- _Information provided_
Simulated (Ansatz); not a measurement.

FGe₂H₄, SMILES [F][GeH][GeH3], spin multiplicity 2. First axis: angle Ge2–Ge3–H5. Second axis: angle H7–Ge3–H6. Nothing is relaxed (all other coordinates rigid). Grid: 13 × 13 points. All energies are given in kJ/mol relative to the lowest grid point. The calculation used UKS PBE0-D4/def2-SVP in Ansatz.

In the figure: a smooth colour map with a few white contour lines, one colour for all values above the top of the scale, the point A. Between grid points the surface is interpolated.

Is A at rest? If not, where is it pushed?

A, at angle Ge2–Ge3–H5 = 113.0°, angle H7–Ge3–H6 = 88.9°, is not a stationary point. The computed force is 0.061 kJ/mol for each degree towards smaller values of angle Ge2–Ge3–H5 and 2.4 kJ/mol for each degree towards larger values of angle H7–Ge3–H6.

- _Work item_
Beginning with the very first line of the material, please return exactly each line down to and including the one with "Is A at rest? If not, where is it pushed?".

- _Exercise result_
Simulated (Ansatz); not a measurement.

FGe₂H₄, SMILES [F][GeH][GeH3], spin multiplicity 2. First axis: angle Ge2–Ge3–H5. Second axis: angle H7–Ge3–H6. Nothing is relaxed (all other coordinates rigid). Grid: 13 × 13 points. All energies are given in kJ/mol relative to the lowest grid point. The calculation used UKS PBE0-D4/def2-SVP in Ansatz.

In the figure: a smooth colour map with a few white contour lines, one colour for all values above the top of the scale, the point A. Between grid points the surface is interpolated.

Is A at rest? If not, where is it pushed?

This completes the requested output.